Requirement — Word for word, restate the lines of the material below from its first line through the one containing "SCF passes |". Omit the rest.

= = = =

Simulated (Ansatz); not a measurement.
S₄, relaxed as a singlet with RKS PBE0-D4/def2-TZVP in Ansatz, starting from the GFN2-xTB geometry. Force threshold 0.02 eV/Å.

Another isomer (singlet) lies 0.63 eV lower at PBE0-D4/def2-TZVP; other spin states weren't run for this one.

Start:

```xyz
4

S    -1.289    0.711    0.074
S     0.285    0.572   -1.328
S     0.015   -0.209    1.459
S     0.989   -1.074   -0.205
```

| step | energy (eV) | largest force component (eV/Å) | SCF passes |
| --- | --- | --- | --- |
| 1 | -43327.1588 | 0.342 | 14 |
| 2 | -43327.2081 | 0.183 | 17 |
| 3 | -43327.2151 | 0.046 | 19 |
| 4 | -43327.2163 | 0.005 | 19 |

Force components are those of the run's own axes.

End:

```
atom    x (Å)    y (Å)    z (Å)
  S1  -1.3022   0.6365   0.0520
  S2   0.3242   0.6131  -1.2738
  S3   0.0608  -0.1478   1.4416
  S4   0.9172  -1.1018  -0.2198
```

= = = =

Exercise response —
Simulated (Ansatz); not a measurement.
S₄, relaxed as a singlet with RKS PBE0-D4/def2-TZVP in Ansatz, starting from the GFN2-xTB geometry. Force threshold 0.02 eV/Å.

Another isomer (singlet) lies 0.63 eV lower at PBE0-D4/def2-TZVP; other spin states weren't run for this one.

Start:

```xyz
4

S    -1.289    0.711    0.074
S     0.285    0.572   -1.328
S     0.015   -0.209    1.459
S     0.989   -1.074   -0.205
```

| step | energy (eV) | largest force component (eV/Å) | SCF passes |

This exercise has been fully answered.